» **EXERCISE**: Go through the entries and copy each one exactly. Leave none out.

» **PROVIDED MATERIAL**:
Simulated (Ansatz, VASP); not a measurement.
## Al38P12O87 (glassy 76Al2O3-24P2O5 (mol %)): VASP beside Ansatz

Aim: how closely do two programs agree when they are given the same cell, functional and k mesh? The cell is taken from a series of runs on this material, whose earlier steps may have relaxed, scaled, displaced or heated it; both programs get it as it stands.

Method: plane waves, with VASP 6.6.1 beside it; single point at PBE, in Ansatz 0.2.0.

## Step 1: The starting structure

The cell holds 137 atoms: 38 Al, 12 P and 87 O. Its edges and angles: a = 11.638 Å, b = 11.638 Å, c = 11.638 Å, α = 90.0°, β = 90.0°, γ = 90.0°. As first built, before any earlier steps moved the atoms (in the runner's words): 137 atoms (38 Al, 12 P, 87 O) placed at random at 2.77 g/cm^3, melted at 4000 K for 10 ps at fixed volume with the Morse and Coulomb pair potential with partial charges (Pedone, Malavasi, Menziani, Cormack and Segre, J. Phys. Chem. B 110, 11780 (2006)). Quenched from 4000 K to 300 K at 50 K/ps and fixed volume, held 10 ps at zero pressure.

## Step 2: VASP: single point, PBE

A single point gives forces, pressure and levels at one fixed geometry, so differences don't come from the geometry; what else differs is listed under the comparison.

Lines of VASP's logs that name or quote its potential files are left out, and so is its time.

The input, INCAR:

» **ANSWER AREA**:
Simulated (Ansatz, VASP); not a measurement.
## Al38P12O87 (glassy 76Al2O3-24P2O5 (mol %)): VASP beside Ansatz

Aim: how closely do two programs agree when they are given the same cell, functional and k mesh? The cell is taken from a series of runs on this material, whose earlier steps may have relaxed, scaled, displaced or heated it; both programs get it as it stands.

Method: plane waves, with VASP 6.6.1 beside it; single point at PBE, in Ansatz 0.2.0.

## Step 1: The starting structure

The cell holds 137 atoms: 38 Al, 12 P and 87 O. Its edges and angles: a = 11.638 Å, b = 11.638 Å, c = 11.638 Å, α = 90.0°, β = 90.0°, γ = 90.0°. As first built, before any earlier steps moved the atoms (in the runner's words): 137 atoms (38 Al, 12 P, 87 O) placed at random at 2.77 g/cm^3, melted at 4000 K for 10 ps at fixed volume with the Morse and Coulomb pair potential with partial charges (Pedone, Malavasi, Menziani, Cormack and Segre, J. Phys. Chem. B 110, 11780 (2006)). Quenched from 4000 K to 300 K at 50 K/ps and fixed volume, held 10 ps at zero pressure.

## Step 2: VASP: single point, PBE

A single point gives forces, pressure and levels at one fixed geometry, so differences don't come from the geometry; what else differs is listed under the comparison.

Lines of VASP's logs that name or quote its potential files are left out, and so is its time.

The input, INCAR:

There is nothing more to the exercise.